Work order:
Only those lines in the data below from the line containing "U ≈ 0.0165 Å²." through the line containing "The model is", both included, should be restated word for word.

*** The data Section Begins ***
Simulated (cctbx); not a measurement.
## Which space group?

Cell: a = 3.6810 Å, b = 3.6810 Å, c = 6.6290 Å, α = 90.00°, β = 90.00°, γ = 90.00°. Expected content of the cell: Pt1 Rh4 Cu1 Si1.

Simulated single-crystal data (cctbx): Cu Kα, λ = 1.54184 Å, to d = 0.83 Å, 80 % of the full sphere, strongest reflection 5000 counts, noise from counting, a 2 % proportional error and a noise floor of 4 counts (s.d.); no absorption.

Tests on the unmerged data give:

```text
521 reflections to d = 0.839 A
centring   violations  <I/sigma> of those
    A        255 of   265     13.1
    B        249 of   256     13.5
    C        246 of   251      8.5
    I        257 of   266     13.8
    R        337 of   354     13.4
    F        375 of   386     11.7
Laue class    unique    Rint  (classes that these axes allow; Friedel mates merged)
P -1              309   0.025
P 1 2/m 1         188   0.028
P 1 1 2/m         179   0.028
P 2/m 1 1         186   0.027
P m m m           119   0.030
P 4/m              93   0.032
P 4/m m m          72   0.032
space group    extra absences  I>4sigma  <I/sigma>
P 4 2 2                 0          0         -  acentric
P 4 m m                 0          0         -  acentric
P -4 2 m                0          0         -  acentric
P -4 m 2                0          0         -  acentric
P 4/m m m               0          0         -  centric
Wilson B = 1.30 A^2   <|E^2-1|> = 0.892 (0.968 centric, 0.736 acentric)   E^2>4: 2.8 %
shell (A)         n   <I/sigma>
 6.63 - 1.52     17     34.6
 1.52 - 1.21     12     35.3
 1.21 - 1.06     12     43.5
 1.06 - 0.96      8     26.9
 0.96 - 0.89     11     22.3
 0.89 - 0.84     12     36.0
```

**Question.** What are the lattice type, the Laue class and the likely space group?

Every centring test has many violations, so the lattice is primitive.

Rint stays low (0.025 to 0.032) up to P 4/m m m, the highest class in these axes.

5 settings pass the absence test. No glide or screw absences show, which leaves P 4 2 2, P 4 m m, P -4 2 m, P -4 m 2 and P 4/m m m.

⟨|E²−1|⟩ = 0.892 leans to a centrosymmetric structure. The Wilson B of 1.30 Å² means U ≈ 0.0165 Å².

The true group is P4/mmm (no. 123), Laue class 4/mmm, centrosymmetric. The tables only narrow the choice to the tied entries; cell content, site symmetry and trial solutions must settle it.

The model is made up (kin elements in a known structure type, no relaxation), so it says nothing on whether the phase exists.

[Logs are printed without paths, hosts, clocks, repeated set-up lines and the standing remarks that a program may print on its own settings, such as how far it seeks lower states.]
*** The data Section Ends ***

Exercise answer:
⟨|E²−1|⟩ = 0.892 leans to a centrosymmetric structure. The Wilson B of 1.30 Å² means U ≈ 0.0165 Å².

The true group is P4/mmm (no. 123), Laue class 4/mmm, centrosymmetric. The tables only narrow the choice to the tied entries; cell content, site symmetry and trial solutions must settle it.

The model is made up (kin elements in a known structure type, no relaxation), so it says nothing on whether the phase exists.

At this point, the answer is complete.